▸ Entries supplied
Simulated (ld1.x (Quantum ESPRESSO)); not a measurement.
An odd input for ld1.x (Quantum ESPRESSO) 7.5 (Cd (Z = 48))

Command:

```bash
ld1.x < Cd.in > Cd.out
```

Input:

▸ Work order
What is needed here is an exact reproduction of all the entries.

▸ Written reply
Simulated (ld1.x (Quantum ESPRESSO)); not a measurement.
An odd input for ld1.x (Quantum ESPRESSO) 7.5 (Cd (Z = 48))

Command:

```bash
ld1.x < Cd.in > Cd.out
```

Input:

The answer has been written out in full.